:: Work task ::
From first entry to last, give the listing again verbatim.

:: Recorded information ::
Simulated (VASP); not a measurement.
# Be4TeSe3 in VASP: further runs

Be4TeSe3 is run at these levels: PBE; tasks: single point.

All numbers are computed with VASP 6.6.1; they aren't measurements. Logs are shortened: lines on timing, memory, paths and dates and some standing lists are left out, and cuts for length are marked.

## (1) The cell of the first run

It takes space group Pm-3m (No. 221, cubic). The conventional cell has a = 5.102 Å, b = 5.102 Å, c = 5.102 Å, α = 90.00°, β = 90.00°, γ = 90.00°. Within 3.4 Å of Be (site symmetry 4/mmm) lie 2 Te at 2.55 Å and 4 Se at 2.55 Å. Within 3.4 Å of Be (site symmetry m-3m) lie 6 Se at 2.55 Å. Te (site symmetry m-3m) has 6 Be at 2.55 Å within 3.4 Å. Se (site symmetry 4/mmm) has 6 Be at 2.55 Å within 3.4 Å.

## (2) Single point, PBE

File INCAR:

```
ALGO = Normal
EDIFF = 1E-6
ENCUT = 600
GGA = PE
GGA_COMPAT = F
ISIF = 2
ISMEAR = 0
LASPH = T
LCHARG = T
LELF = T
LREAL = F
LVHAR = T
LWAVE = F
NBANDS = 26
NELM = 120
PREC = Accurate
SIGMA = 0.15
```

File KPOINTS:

:: Answer box ::
Simulated (VASP); not a measurement.
# Be4TeSe3 in VASP: further runs

Be4TeSe3 is run at these levels: PBE; tasks: single point.

All numbers are computed with VASP 6.6.1; they aren't measurements. Logs are shortened: lines on timing, memory, paths and dates and some standing lists are left out, and cuts for length are marked.

## (1) The cell of the first run

It takes space group Pm-3m (No. 221, cubic). The conventional cell has a = 5.102 Å, b = 5.102 Å, c = 5.102 Å, α = 90.00°, β = 90.00°, γ = 90.00°. Within 3.4 Å of Be (site symmetry 4/mmm) lie 2 Te at 2.55 Å and 4 Se at 2.55 Å. Within 3.4 Å of Be (site symmetry m-3m) lie 6 Se at 2.55 Å. Te (site symmetry m-3m) has 6 Be at 2.55 Å within 3.4 Å. Se (site symmetry 4/mmm) has 6 Be at 2.55 Å within 3.4 Å.

## (2) Single point, PBE

File INCAR:

```
ALGO = Normal
EDIFF = 1E-6
ENCUT = 600
GGA = PE
GGA_COMPAT = F
ISIF = 2
ISMEAR = 0
LASPH = T
LCHARG = T
LELF = T
LREAL = F
LVHAR = T
LWAVE = F
NBANDS = 26
NELM = 120
PREC = Accurate
SIGMA = 0.15
```

File KPOINTS:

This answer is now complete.